● RECORD EXCERPTS:
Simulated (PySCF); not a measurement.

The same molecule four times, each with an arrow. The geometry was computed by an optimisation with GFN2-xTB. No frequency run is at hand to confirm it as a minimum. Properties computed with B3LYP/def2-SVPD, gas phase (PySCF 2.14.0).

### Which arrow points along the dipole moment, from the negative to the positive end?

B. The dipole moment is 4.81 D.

● WORK ORDER:
Exact copies of the lines from the start of the data up to the line holding "### Which arrow", both included, are all that is needed.

● WRITTEN REPLY:
Simulated (PySCF); not a measurement.

The same molecule four times, each with an arrow. The geometry was computed by an optimisation with GFN2-xTB. No frequency run is at hand to confirm it as a minimum. Properties computed with B3LYP/def2-SVPD, gas phase (PySCF 2.14.0).

### Which arrow points along the dipole moment, from the negative to the positive end?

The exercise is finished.